[WORK INSTRUCTION] Transcribe the entire listing exactly as it appears.

──────── EXERCISE DATA ────────

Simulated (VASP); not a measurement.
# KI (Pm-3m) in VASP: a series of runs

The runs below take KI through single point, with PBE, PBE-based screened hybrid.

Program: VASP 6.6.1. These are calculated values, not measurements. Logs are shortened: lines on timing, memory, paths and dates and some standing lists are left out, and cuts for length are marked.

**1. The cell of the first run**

────────

[RESULT]
Simulated (VASP); not a measurement.
# KI (Pm-3m) in VASP: a series of runs

The runs below take KI through single point, with PBE, PBE-based screened hybrid.

Program: VASP 6.6.1. These are calculated values, not measurements. Logs are shortened: lines on timing, memory, paths and dates and some standing lists are left out, and cuts for length are marked.

**1. The cell of the first run**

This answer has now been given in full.